**PROVIDED RECORDS:**
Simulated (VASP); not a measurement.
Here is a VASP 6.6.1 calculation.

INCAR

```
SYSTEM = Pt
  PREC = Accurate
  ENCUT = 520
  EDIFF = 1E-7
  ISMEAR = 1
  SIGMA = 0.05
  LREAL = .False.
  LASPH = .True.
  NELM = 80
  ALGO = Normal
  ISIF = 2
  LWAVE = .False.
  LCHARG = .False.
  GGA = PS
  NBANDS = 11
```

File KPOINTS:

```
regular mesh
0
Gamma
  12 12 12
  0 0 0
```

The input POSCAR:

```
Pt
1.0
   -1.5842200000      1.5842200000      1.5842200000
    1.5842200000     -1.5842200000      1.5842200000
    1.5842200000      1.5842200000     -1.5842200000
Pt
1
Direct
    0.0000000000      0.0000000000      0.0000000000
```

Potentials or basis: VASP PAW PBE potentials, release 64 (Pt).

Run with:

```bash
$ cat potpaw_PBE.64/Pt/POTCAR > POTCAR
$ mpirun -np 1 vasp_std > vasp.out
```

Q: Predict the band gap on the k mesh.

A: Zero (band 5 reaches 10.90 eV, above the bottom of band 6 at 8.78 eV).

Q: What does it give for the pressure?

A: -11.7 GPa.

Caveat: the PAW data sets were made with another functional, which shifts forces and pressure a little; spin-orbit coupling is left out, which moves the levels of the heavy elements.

**WORK ORDER:** Only the lines above, from the first through the one holding "Q: Predict the band gap on the k mesh.", are to be output, and they must be copied exactly.

**REPLY:**
Simulated (VASP); not a measurement.
Here is a VASP 6.6.1 calculation.

INCAR

```
SYSTEM = Pt
  PREC = Accurate
  ENCUT = 520
  EDIFF = 1E-7
  ISMEAR = 1
  SIGMA = 0.05
  LREAL = .False.
  LASPH = .True.
  NELM = 80
  ALGO = Normal
  ISIF = 2
  LWAVE = .False.
  LCHARG = .False.
  GGA = PS
  NBANDS = 11
```

File KPOINTS:

```
regular mesh
0
Gamma
  12 12 12
  0 0 0
```

The input POSCAR:

```
Pt
1.0
   -1.5842200000      1.5842200000      1.5842200000
    1.5842200000     -1.5842200000      1.5842200000
    1.5842200000      1.5842200000     -1.5842200000
Pt
1
Direct
    0.0000000000      0.0000000000      0.0000000000
```

Potentials or basis: VASP PAW PBE potentials, release 64 (Pt).

Run with:

```bash
$ cat potpaw_PBE.64/Pt/POTCAR > POTCAR
$ mpirun -np 1 vasp_std > vasp.out
```

Q: Predict the band gap on the k mesh.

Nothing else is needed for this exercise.